* _Assignment_:
Would you set down every entry again, exactly as written?

* _Recorded data_:
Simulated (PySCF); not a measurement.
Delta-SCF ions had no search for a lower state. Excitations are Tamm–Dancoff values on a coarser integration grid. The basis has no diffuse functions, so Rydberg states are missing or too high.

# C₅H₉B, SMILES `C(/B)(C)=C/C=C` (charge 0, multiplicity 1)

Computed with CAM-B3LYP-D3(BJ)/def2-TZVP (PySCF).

* _Task result_:
Simulated (PySCF); not a measurement.
Delta-SCF ions had no search for a lower state. Excitations are Tamm–Dancoff values on a coarser integration grid. The basis has no diffuse functions, so Rydberg states are missing or too high.

# C₅H₉B, SMILES `C(/B)(C)=C/C=C` (charge 0, multiplicity 1)

Computed with CAM-B3LYP-D3(BJ)/def2-TZVP (PySCF).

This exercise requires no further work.